======== SOURCE INFORMATION

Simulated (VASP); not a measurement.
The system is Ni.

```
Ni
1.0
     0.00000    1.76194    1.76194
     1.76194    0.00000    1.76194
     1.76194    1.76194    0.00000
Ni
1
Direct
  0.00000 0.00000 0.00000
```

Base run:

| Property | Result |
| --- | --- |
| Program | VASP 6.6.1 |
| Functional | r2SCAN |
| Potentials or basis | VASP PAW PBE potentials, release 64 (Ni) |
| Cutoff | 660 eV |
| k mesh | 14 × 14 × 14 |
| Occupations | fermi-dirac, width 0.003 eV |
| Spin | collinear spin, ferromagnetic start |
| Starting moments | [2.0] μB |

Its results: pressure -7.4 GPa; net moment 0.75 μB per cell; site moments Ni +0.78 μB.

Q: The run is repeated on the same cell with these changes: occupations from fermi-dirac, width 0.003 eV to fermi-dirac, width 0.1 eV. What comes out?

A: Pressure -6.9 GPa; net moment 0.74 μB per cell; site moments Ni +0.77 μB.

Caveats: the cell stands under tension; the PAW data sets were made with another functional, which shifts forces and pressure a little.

================

▶ _ACTION ITEM_
The reply should hold only the lines from the first line of the listing above through the line with "width 0.003 eV |", each copied exactly.

▶ _YOUR RESPONSE_
Simulated (VASP); not a measurement.
The system is Ni.

```
Ni
1.0
     0.00000    1.76194    1.76194
     1.76194    0.00000    1.76194
     1.76194    1.76194    0.00000
Ni
1
Direct
  0.00000 0.00000 0.00000
```

Base run:

| Property | Result |
| --- | --- |
| Program | VASP 6.6.1 |
| Functional | r2SCAN |
| Potentials or basis | VASP PAW PBE potentials, release 64 (Ni) |
| Cutoff | 660 eV |
| k mesh | 14 × 14 × 14 |
| Occupations | fermi-dirac, width 0.003 eV |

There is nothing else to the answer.